- _Brief_
Transcribe the records underneath word for word, and leave no line out.

Top of Information

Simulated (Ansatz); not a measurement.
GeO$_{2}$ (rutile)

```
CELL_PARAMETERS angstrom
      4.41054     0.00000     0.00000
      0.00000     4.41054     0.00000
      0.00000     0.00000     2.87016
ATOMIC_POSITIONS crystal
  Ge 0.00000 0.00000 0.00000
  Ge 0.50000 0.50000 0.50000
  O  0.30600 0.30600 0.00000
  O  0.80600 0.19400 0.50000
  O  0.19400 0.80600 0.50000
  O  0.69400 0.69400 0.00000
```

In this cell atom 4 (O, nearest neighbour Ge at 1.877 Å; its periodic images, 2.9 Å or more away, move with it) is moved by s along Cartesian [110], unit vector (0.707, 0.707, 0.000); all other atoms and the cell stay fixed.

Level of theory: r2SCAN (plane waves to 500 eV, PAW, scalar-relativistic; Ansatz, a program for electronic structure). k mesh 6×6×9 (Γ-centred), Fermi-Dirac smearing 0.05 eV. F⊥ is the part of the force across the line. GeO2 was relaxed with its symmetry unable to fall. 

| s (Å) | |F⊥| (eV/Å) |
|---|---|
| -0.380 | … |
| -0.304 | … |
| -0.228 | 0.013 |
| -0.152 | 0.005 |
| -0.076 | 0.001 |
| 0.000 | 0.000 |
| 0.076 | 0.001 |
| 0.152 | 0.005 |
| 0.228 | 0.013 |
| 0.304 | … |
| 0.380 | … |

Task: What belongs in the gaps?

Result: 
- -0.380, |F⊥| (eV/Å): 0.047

Bottom of Information

- _Task answer_
Simulated (Ansatz); not a measurement.
GeO$_{2}$ (rutile)

```
CELL_PARAMETERS angstrom
      4.41054     0.00000     0.00000
      0.00000     4.41054     0.00000
      0.00000     0.00000     2.87016
ATOMIC_POSITIONS crystal
  Ge 0.00000 0.00000 0.00000
  Ge 0.50000 0.50000 0.50000
  O  0.30600 0.30600 0.00000
  O  0.80600 0.19400 0.50000
  O  0.19400 0.80600 0.50000
  O  0.69400 0.69400 0.00000
```

In this cell atom 4 (O, nearest neighbour Ge at 1.877 Å; its periodic images, 2.9 Å or more away, move with it) is moved by s along Cartesian [110], unit vector (0.707, 0.707, 0.000); all other atoms and the cell stay fixed.

Level of theory: r2SCAN (plane waves to 500 eV, PAW, scalar-relativistic; Ansatz, a program for electronic structure). k mesh 6×6×9 (Γ-centred), Fermi-Dirac smearing 0.05 eV. F⊥ is the part of the force across the line. GeO2 was relaxed with its symmetry unable to fall. 

| s (Å) | |F⊥| (eV/Å) |
|---|---|
| -0.380 | … |
| -0.304 | … |
| -0.228 | 0.013 |
| -0.152 | 0.005 |
| -0.076 | 0.001 |
| 0.000 | 0.000 |
| 0.076 | 0.001 |
| 0.152 | 0.005 |
| 0.228 | 0.013 |
| 0.304 | … |
| 0.380 | … |

Task: What belongs in the gaps?

Result: 
- -0.380, |F⊥| (eV/Å): 0.047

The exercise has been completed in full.